* PROVIDED DATA:
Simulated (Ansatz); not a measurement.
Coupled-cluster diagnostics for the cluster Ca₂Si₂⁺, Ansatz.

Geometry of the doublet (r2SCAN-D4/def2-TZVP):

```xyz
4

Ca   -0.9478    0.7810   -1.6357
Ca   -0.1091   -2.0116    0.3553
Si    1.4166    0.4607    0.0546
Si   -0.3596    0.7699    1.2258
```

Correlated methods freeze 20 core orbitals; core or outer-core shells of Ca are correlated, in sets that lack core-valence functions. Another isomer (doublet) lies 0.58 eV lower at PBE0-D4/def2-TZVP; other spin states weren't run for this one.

* WORK ITEM: Print the whole listing once more, exactly as it stands.

* EXERCISE ANSWER:
Simulated (Ansatz); not a measurement.
Coupled-cluster diagnostics for the cluster Ca₂Si₂⁺, Ansatz.

Geometry of the doublet (r2SCAN-D4/def2-TZVP):

```xyz
4

Ca   -0.9478    0.7810   -1.6357
Ca   -0.1091   -2.0116    0.3553
Si    1.4166    0.4607    0.0546
Si   -0.3596    0.7699    1.2258
```

Correlated methods freeze 20 core orbitals; core or outer-core shells of Ca are correlated, in sets that lack core-valence functions. Another isomer (doublet) lies 0.58 eV lower at PBE0-D4/def2-TZVP; other spin states weren't run for this one.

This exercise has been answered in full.